Work task
As the lines appear below, please set them down exactly, starting at the first and finishing with the one containing "Task: How do".

Excerpted data
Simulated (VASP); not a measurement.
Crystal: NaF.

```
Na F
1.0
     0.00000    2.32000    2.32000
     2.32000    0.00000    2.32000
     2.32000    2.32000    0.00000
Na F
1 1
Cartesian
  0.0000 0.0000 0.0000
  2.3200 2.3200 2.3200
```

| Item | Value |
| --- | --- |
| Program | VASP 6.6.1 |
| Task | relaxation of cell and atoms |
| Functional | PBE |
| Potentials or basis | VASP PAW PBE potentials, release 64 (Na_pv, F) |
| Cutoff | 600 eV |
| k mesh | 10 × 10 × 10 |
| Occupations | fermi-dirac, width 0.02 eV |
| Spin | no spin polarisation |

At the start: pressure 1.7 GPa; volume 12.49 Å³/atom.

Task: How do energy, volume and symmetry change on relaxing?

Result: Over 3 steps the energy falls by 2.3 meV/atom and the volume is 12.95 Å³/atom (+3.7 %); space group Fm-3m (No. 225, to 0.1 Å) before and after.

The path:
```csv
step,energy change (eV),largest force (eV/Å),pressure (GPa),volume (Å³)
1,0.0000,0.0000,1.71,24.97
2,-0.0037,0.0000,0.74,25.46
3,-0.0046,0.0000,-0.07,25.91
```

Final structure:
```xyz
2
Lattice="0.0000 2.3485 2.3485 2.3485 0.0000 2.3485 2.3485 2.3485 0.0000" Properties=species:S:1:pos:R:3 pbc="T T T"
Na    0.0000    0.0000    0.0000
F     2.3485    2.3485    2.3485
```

Worked solution
Simulated (VASP); not a measurement.
Crystal: NaF.

```
Na F
1.0
     0.00000    2.32000    2.32000
     2.32000    0.00000    2.32000
     2.32000    2.32000    0.00000
Na F
1 1
Cartesian
  0.0000 0.0000 0.0000
  2.3200 2.3200 2.3200
```

| Item | Value |
| --- | --- |
| Program | VASP 6.6.1 |
| Task | relaxation of cell and atoms |
| Functional | PBE |
| Potentials or basis | VASP PAW PBE potentials, release 64 (Na_pv, F) |
| Cutoff | 600 eV |
| k mesh | 10 × 10 × 10 |
| Occupations | fermi-dirac, width 0.02 eV |
| Spin | no spin polarisation |

At the start: pressure 1.7 GPa; volume 12.49 Å³/atom.

Task: How do energy, volume and symmetry change on relaxing?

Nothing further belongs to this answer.